===== Data excerpts =====
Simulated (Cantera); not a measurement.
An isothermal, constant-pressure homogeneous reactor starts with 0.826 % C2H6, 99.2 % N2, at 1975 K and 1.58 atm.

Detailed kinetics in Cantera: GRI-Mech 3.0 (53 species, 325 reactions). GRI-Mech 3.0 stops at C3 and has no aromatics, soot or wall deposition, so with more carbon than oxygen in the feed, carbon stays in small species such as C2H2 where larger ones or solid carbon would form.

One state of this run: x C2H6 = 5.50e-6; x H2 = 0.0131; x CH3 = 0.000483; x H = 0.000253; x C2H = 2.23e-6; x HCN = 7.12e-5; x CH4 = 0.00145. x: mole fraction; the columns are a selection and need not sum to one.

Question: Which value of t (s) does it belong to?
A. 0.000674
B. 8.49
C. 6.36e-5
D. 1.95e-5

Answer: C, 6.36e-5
=====

» Work request:
Only one span is wanted. It runs from the first line of the listing through the line with "An isothermal, constant-pressure", and each line must match exactly.

» Exercise response:
Simulated (Cantera); not a measurement.
An isothermal, constant-pressure homogeneous reactor starts with 0.826 % C2H6, 99.2 % N2, at 1975 K and 1.58 atm.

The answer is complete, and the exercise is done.